------ Dataset content ------

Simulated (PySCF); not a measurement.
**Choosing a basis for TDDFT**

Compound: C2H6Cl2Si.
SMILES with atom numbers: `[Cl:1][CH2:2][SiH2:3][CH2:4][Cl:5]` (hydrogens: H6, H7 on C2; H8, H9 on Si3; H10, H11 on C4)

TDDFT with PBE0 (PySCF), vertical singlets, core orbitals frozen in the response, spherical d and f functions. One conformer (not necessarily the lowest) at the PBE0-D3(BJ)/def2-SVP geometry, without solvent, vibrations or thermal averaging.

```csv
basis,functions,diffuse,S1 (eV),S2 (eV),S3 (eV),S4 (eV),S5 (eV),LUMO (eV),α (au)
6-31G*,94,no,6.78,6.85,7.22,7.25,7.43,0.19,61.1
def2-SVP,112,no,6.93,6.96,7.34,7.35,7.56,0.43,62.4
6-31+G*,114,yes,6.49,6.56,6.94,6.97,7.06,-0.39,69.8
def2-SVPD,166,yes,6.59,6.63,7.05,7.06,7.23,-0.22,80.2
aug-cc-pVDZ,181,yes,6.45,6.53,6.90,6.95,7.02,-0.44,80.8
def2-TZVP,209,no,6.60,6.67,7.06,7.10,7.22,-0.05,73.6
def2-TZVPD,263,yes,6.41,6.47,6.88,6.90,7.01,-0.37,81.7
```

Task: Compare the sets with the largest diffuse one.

------

Word for word, give the material above a second time.

Simulated (PySCF); not a measurement.
**Choosing a basis for TDDFT**

Compound: C2H6Cl2Si.
SMILES with atom numbers: `[Cl:1][CH2:2][SiH2:3][CH2:4][Cl:5]` (hydrogens: H6, H7 on C2; H8, H9 on Si3; H10, H11 on C4)

TDDFT with PBE0 (PySCF), vertical singlets, core orbitals frozen in the response, spherical d and f functions. One conformer (not necessarily the lowest) at the PBE0-D3(BJ)/def2-SVP geometry, without solvent, vibrations or thermal averaging.

```csv
basis,functions,diffuse,S1 (eV),S2 (eV),S3 (eV),S4 (eV),S5 (eV),LUMO (eV),α (au)
6-31G*,94,no,6.78,6.85,7.22,7.25,7.43,0.19,61.1
def2-SVP,112,no,6.93,6.96,7.34,7.35,7.56,0.43,62.4
6-31+G*,114,yes,6.49,6.56,6.94,6.97,7.06,-0.39,69.8
def2-SVPD,166,yes,6.59,6.63,7.05,7.06,7.23,-0.22,80.2
aug-cc-pVDZ,181,yes,6.45,6.53,6.90,6.95,7.02,-0.44,80.8
def2-TZVP,209,no,6.60,6.67,7.06,7.10,7.22,-0.05,73.6
def2-TZVPD,263,yes,6.41,6.47,6.88,6.90,7.01,-0.37,81.7
```

Task: Compare the sets with the largest diffuse one.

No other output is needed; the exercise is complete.